▸ **Assignment**:
The records below are to be transcribed word for word.

(Extracted information)

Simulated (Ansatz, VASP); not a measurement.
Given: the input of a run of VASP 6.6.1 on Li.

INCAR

(End Extracted information)

▸ **Answer space**:
Simulated (Ansatz, VASP); not a measurement.
Given: the input of a run of VASP 6.6.1 on Li.

INCAR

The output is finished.